■ Work instruction
The material below must be restated exactly, line by line.

The data Block Start

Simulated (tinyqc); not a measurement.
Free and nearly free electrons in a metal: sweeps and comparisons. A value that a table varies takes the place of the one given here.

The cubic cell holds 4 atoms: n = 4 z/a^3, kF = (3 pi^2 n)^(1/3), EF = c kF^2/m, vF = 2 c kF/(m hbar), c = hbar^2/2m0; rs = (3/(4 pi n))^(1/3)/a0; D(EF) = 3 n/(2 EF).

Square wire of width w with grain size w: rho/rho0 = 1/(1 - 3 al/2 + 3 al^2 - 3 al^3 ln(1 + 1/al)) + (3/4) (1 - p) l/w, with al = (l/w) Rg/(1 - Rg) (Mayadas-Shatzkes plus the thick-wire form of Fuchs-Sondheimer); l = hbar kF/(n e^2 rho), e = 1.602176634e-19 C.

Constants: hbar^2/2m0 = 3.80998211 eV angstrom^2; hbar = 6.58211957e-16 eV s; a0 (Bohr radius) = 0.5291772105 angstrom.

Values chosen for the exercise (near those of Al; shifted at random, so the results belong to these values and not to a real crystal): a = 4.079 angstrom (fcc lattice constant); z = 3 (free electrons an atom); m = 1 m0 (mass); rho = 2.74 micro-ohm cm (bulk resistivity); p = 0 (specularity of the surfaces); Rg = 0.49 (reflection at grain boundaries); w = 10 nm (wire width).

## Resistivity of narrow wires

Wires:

The data Block End

■ Response box
Simulated (tinyqc); not a measurement.
Free and nearly free electrons in a metal: sweeps and comparisons. A value that a table varies takes the place of the one given here.

The cubic cell holds 4 atoms: n = 4 z/a^3, kF = (3 pi^2 n)^(1/3), EF = c kF^2/m, vF = 2 c kF/(m hbar), c = hbar^2/2m0; rs = (3/(4 pi n))^(1/3)/a0; D(EF) = 3 n/(2 EF).

Square wire of width w with grain size w: rho/rho0 = 1/(1 - 3 al/2 + 3 al^2 - 3 al^3 ln(1 + 1/al)) + (3/4) (1 - p) l/w, with al = (l/w) Rg/(1 - Rg) (Mayadas-Shatzkes plus the thick-wire form of Fuchs-Sondheimer); l = hbar kF/(n e^2 rho), e = 1.602176634e-19 C.

Constants: hbar^2/2m0 = 3.80998211 eV angstrom^2; hbar = 6.58211957e-16 eV s; a0 (Bohr radius) = 0.5291772105 angstrom.

Values chosen for the exercise (near those of Al; shifted at random, so the results belong to these values and not to a real crystal): a = 4.079 angstrom (fcc lattice constant); z = 3 (free electrons an atom); m = 1 m0 (mass); rho = 2.74 micro-ohm cm (bulk resistivity); p = 0 (specularity of the surfaces); Rg = 0.49 (reflection at grain boundaries); w = 10 nm (wire width).

## Resistivity of narrow wires

Wires:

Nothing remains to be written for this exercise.